··· Listed records ···

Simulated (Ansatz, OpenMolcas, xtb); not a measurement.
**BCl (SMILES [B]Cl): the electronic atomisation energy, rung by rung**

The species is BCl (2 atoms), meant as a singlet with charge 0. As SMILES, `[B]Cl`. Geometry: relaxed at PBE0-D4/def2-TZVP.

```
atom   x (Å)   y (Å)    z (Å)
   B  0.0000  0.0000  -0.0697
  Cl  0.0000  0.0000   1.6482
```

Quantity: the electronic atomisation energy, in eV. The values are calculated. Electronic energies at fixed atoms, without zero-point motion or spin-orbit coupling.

···

Assignment - Write out each line exactly, as it is shown above.

Task response -
Simulated (Ansatz, OpenMolcas, xtb); not a measurement.
**BCl (SMILES [B]Cl): the electronic atomisation energy, rung by rung**

The species is BCl (2 atoms), meant as a singlet with charge 0. As SMILES, `[B]Cl`. Geometry: relaxed at PBE0-D4/def2-TZVP.

```
atom   x (Å)   y (Å)    z (Å)
   B  0.0000  0.0000  -0.0697
  Cl  0.0000  0.0000   1.6482
```

Quantity: the electronic atomisation energy, in eV. The values are calculated. Electronic energies at fixed atoms, without zero-point motion or spin-orbit coupling.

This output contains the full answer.